──────────────────────────────
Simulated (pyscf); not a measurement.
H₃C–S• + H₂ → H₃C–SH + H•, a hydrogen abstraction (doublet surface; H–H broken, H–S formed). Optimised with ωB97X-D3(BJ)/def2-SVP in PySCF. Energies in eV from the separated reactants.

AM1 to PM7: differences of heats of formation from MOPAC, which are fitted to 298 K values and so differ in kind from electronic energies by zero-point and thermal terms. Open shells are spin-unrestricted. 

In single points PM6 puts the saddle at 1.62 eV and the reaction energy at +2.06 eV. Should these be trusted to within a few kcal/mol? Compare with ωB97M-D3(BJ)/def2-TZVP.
──────────────────────────────

● **Exercise**
Every line of the listing, first to last, should be retyped exactly.

● **Reply**
Simulated (pyscf); not a measurement.
H₃C–S• + H₂ → H₃C–SH + H•, a hydrogen abstraction (doublet surface; H–H broken, H–S formed). Optimised with ωB97X-D3(BJ)/def2-SVP in PySCF. Energies in eV from the separated reactants.

AM1 to PM7: differences of heats of formation from MOPAC, which are fitted to 298 K values and so differ in kind from electronic energies by zero-point and thermal terms. Open shells are spin-unrestricted. 

In single points PM6 puts the saddle at 1.62 eV and the reaction energy at +2.06 eV. Should these be trusted to within a few kcal/mol? Compare with ωB97M-D3(BJ)/def2-TZVP.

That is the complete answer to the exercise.